Segment Start: Data for analysis

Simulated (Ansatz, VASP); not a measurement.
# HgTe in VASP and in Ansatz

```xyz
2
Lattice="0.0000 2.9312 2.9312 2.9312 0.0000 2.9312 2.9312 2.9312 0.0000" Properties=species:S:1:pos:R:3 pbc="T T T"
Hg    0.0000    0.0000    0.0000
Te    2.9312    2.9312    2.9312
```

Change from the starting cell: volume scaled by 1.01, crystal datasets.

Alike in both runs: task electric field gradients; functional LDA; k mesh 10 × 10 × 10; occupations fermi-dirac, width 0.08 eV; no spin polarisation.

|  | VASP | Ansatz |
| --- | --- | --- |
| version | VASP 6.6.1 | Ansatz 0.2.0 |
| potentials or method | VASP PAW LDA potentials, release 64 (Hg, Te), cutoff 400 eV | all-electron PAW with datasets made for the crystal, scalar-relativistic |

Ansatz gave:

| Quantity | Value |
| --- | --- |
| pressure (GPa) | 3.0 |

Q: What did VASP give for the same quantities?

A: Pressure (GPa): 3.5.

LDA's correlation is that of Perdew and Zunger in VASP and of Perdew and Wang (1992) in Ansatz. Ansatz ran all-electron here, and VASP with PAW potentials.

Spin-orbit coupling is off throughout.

Segment End: Data for analysis

» **Assignment**:
Out of the listing above, reproduce exactly the lines from the one with "(GPa) | 3.0 |" up to and including the one with "LDA's correlation is".

» **Exercise solution**:
| pressure (GPa) | 3.0 |

Q: What did VASP give for the same quantities?

A: Pressure (GPa): 3.5.

LDA's correlation is that of Perdew and Zunger in VASP and of Perdew and Wang (1992) in Ansatz. Ansatz ran all-electron here, and VASP with PAW potentials.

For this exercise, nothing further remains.